* Extracted records
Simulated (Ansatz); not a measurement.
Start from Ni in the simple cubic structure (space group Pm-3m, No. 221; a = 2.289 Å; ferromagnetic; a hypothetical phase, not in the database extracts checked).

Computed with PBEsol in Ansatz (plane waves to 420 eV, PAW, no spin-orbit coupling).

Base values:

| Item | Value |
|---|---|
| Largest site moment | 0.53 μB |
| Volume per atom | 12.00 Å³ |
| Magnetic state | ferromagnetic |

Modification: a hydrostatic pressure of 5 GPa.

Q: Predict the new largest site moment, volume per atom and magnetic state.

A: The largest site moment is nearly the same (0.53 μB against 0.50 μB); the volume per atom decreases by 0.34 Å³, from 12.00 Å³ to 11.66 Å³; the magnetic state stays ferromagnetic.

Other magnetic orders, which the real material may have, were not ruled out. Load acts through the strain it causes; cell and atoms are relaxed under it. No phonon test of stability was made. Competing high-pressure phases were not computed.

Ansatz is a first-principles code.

* Task item
Repeat exactly the lines of the material above, taking the first line, the line with "Other magnetic orders, which", and every line between them.

* Answer section
Simulated (Ansatz); not a measurement.
Start from Ni in the simple cubic structure (space group Pm-3m, No. 221; a = 2.289 Å; ferromagnetic; a hypothetical phase, not in the database extracts checked).

Computed with PBEsol in Ansatz (plane waves to 420 eV, PAW, no spin-orbit coupling).

Base values:

| Item | Value |
|---|---|
| Largest site moment | 0.53 μB |
| Volume per atom | 12.00 Å³ |
| Magnetic state | ferromagnetic |

Modification: a hydrostatic pressure of 5 GPa.

Q: Predict the new largest site moment, volume per atom and magnetic state.

A: The largest site moment is nearly the same (0.53 μB against 0.50 μB); the volume per atom decreases by 0.34 Å³, from 12.00 Å³ to 11.66 Å³; the magnetic state stays ferromagnetic.

Other magnetic orders, which the real material may have, were not ruled out. Load acts through the strain it causes; cell and atoms are relaxed under it. No phonon test of stability was made. Competing high-pressure phases were not computed.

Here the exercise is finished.